--

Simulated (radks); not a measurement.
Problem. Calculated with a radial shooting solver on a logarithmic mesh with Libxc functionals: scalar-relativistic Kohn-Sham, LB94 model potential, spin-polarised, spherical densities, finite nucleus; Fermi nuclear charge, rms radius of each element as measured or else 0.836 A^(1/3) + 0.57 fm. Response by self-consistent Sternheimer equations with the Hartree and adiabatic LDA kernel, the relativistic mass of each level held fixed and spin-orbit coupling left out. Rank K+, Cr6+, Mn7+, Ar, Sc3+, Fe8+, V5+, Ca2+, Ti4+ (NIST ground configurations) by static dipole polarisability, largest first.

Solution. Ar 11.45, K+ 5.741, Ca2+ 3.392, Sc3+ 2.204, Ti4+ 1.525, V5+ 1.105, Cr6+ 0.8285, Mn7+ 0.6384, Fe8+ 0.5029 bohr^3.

--

▶ _Work task_
Each entry must be printed again exactly as given.

▶ _Response area_
Simulated (radks); not a measurement.
Problem. Calculated with a radial shooting solver on a logarithmic mesh with Libxc functionals: scalar-relativistic Kohn-Sham, LB94 model potential, spin-polarised, spherical densities, finite nucleus; Fermi nuclear charge, rms radius of each element as measured or else 0.836 A^(1/3) + 0.57 fm. Response by self-consistent Sternheimer equations with the Hartree and adiabatic LDA kernel, the relativistic mass of each level held fixed and spin-orbit coupling left out. Rank K+, Cr6+, Mn7+, Ar, Sc3+, Fe8+, V5+, Ca2+, Ti4+ (NIST ground configurations) by static dipole polarisability, largest first.

Solution. Ar 11.45, K+ 5.741, Ca2+ 3.392, Sc3+ 2.204, Ti4+ 1.525, V5+ 1.105, Cr6+ 0.8285, Mn7+ 0.6384, Fe8+ 0.5029 bohr^3.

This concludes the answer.